## Extracted entries
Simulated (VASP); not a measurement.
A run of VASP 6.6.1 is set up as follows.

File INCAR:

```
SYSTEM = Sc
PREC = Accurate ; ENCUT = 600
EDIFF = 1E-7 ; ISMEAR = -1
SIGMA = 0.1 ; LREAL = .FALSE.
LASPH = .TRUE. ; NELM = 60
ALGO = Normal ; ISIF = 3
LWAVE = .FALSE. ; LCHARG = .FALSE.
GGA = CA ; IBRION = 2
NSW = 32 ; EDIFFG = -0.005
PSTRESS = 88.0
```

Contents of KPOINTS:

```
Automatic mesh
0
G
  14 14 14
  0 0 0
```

## Work task
The records above need to be retyped in full, exactly as given.

## Exercise response
Simulated (VASP); not a measurement.
A run of VASP 6.6.1 is set up as follows.

File INCAR:

```
SYSTEM = Sc
PREC = Accurate ; ENCUT = 600
EDIFF = 1E-7 ; ISMEAR = -1
SIGMA = 0.1 ; LREAL = .FALSE.
LASPH = .TRUE. ; NELM = 60
ALGO = Normal ; ISIF = 3
LWAVE = .FALSE. ; LCHARG = .FALSE.
GGA = CA ; IBRION = 2
NSW = 32 ; EDIFFG = -0.005
PSTRESS = 88.0
```

Contents of KPOINTS:

```
Automatic mesh
0
G
  14 14 14
  0 0 0
```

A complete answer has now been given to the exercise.